WORK REQUEST - Each line of the material, from the first through the one containing "The cell and", is to be written out exactly.

+ + + +

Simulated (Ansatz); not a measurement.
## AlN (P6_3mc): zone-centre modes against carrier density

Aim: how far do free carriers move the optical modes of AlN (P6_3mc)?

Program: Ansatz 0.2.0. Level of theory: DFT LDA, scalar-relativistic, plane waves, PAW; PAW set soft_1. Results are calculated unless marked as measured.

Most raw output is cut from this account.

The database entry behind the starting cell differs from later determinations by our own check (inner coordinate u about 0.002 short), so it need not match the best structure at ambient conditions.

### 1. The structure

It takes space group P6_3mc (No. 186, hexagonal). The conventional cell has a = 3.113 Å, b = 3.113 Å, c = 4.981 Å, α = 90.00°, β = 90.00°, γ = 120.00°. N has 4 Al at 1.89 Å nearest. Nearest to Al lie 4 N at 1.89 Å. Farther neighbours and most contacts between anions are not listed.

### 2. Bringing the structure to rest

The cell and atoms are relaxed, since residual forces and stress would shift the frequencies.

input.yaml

+ + + +

EXERCISE RESPONSE -
Simulated (Ansatz); not a measurement.
## AlN (P6_3mc): zone-centre modes against carrier density

Aim: how far do free carriers move the optical modes of AlN (P6_3mc)?

Program: Ansatz 0.2.0. Level of theory: DFT LDA, scalar-relativistic, plane waves, PAW; PAW set soft_1. Results are calculated unless marked as measured.

Most raw output is cut from this account.

The database entry behind the starting cell differs from later determinations by our own check (inner coordinate u about 0.002 short), so it need not match the best structure at ambient conditions.

### 1. The structure

It takes space group P6_3mc (No. 186, hexagonal). The conventional cell has a = 3.113 Å, b = 3.113 Å, c = 4.981 Å, α = 90.00°, β = 90.00°, γ = 120.00°. N has 4 Al at 1.89 Å nearest. Nearest to Al lie 4 N at 1.89 Å. Farther neighbours and most contacts between anions are not listed.

### 2. Bringing the structure to rest

The cell and atoms are relaxed, since residual forces and stress would shift the frequencies.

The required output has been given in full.